Brief:
Set all of the entries down again precisely as they are written.

- - -
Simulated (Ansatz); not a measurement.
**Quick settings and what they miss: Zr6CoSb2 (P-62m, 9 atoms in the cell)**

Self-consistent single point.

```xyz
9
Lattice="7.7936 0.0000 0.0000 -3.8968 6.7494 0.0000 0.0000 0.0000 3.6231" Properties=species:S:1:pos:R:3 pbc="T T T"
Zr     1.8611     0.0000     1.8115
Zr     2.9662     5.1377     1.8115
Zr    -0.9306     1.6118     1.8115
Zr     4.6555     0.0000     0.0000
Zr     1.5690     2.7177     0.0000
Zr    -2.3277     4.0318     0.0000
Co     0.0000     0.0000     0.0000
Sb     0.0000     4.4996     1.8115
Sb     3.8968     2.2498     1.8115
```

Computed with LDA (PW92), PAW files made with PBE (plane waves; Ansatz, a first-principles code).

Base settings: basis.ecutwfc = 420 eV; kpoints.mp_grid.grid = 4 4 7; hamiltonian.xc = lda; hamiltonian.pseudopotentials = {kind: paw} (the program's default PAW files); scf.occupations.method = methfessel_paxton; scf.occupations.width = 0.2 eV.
- - -

Task response:
Simulated (Ansatz); not a measurement.
**Quick settings and what they miss: Zr6CoSb2 (P-62m, 9 atoms in the cell)**

Self-consistent single point.

```xyz
9
Lattice="7.7936 0.0000 0.0000 -3.8968 6.7494 0.0000 0.0000 0.0000 3.6231" Properties=species:S:1:pos:R:3 pbc="T T T"
Zr     1.8611     0.0000     1.8115
Zr     2.9662     5.1377     1.8115
Zr    -0.9306     1.6118     1.8115
Zr     4.6555     0.0000     0.0000
Zr     1.5690     2.7177     0.0000
Zr    -2.3277     4.0318     0.0000
Co     0.0000     0.0000     0.0000
Sb     0.0000     4.4996     1.8115
Sb     3.8968     2.2498     1.8115
```

Computed with LDA (PW92), PAW files made with PBE (plane waves; Ansatz, a first-principles code).

Base settings: basis.ecutwfc = 420 eV; kpoints.mp_grid.grid = 4 4 7; hamiltonian.xc = lda; hamiltonian.pseudopotentials = {kind: paw} (the program's default PAW files); scf.occupations.method = methfessel_paxton; scf.occupations.width = 0.2 eV.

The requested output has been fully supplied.